▸ **DATA RECORDS**:
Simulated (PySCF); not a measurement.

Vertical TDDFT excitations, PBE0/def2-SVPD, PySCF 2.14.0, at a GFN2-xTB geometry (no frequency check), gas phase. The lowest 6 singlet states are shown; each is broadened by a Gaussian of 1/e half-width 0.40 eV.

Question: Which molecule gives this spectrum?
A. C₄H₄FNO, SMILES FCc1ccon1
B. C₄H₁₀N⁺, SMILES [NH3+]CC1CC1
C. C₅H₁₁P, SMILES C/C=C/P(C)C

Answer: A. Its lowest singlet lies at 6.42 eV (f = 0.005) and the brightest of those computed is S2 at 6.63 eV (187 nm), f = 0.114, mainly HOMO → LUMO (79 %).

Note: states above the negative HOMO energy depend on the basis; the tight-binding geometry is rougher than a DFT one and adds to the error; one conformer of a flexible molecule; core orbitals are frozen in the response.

▸ **REQUIRED ACTION**:
Up to and including the line with "Answer: A. Its", please return the records exactly, beginning from their first line.

▸ **ANSWER BOX**:
Simulated (PySCF); not a measurement.

Vertical TDDFT excitations, PBE0/def2-SVPD, PySCF 2.14.0, at a GFN2-xTB geometry (no frequency check), gas phase. The lowest 6 singlet states are shown; each is broadened by a Gaussian of 1/e half-width 0.40 eV.

Question: Which molecule gives this spectrum?
A. C₄H₄FNO, SMILES FCc1ccon1
B. C₄H₁₀N⁺, SMILES [NH3+]CC1CC1
C. C₅H₁₁P, SMILES C/C=C/P(C)C

Answer: A. Its lowest singlet lies at 6.42 eV (f = 0.005) and the brightest of those computed is S2 at 6.63 eV (187 nm), f = 0.114, mainly HOMO → LUMO (79 %).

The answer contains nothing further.